(Exercise):
Below are the entries to work from; restate word for word the portion that opens with the line containing "A: 0.4 GPa." and closes with the line containing "experiment to reproduce.**", keeping both.

(Data supplied):
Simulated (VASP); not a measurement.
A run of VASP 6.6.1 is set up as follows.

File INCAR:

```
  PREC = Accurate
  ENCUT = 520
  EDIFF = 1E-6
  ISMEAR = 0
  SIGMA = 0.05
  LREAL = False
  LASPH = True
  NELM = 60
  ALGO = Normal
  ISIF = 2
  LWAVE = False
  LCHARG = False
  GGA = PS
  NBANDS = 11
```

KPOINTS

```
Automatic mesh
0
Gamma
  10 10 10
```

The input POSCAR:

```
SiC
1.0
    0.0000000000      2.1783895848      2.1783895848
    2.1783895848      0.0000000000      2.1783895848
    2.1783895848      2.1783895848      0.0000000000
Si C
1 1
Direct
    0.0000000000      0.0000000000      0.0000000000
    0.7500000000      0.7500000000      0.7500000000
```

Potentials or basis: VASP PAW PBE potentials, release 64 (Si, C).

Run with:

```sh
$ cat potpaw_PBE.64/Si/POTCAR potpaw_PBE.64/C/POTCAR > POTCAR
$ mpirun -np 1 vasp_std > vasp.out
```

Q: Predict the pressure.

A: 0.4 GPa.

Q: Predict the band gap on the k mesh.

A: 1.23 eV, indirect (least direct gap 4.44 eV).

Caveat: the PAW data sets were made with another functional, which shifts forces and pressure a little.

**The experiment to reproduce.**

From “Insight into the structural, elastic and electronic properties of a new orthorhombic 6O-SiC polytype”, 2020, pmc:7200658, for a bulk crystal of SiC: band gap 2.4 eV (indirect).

(Your response):
A: 0.4 GPa.

Q: Predict the band gap on the k mesh.

A: 1.23 eV, indirect (least direct gap 4.44 eV).

Caveat: the PAW data sets were made with another functional, which shifts forces and pressure a little.

**The experiment to reproduce.**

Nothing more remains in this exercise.